───

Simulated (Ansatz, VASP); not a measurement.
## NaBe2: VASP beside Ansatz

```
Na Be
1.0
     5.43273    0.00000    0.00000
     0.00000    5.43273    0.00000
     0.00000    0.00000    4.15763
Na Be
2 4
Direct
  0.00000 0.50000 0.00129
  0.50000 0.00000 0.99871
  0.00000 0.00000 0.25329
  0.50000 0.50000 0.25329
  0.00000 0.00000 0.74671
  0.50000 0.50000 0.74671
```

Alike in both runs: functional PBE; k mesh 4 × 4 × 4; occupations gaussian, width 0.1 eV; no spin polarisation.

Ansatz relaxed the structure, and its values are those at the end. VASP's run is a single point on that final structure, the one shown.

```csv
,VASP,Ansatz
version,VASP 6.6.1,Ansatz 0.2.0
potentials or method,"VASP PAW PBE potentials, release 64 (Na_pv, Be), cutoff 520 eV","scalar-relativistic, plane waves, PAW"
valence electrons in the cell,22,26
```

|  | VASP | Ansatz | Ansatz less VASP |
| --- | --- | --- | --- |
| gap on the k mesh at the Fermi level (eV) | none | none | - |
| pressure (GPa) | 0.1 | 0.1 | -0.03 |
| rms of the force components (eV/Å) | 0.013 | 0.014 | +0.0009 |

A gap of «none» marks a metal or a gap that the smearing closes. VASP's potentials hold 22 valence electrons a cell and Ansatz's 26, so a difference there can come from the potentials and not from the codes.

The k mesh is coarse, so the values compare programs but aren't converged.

───

# ASSIGNED TASK:
Begin with the line above that has "0.1 | -0.03 |" and continue through the line that has "from the codes.", setting each one down exactly. Stop there.

# ANSWER SPACE:
| pressure (GPa) | 0.1 | 0.1 | -0.03 |
| rms of the force components (eV/Å) | 0.013 | 0.014 | +0.0009 |

A gap of «none» marks a metal or a gap that the smearing closes. VASP's potentials hold 22 valence electrons a cell and Ansatz's 26, so a difference there can come from the potentials and not from the codes.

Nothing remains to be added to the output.